BEGIN
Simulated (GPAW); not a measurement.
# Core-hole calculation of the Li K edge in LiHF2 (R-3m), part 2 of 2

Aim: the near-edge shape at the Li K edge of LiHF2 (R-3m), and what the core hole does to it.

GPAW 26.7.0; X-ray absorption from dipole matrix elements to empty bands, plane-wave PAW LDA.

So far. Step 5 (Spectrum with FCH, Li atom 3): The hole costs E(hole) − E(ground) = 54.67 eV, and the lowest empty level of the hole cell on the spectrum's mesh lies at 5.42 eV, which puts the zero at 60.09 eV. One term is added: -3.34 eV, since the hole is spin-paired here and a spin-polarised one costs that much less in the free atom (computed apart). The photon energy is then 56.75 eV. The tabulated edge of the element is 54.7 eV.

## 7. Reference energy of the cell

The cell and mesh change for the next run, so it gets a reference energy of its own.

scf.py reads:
END

Return the records above verbatim, in their entirety.

Answer area:
Simulated (GPAW); not a measurement.
# Core-hole calculation of the Li K edge in LiHF2 (R-3m), part 2 of 2

Aim: the near-edge shape at the Li K edge of LiHF2 (R-3m), and what the core hole does to it.

GPAW 26.7.0; X-ray absorption from dipole matrix elements to empty bands, plane-wave PAW LDA.

So far. Step 5 (Spectrum with FCH, Li atom 3): The hole costs E(hole) − E(ground) = 54.67 eV, and the lowest empty level of the hole cell on the spectrum's mesh lies at 5.42 eV, which puts the zero at 60.09 eV. One term is added: -3.34 eV, since the hole is spin-paired here and a spin-polarised one costs that much less in the free atom (computed apart). The photon energy is then 56.75 eV. The tabulated edge of the element is 54.7 eV.

## 7. Reference energy of the cell

The cell and mesh change for the next run, so it gets a reference energy of its own.

scf.py reads:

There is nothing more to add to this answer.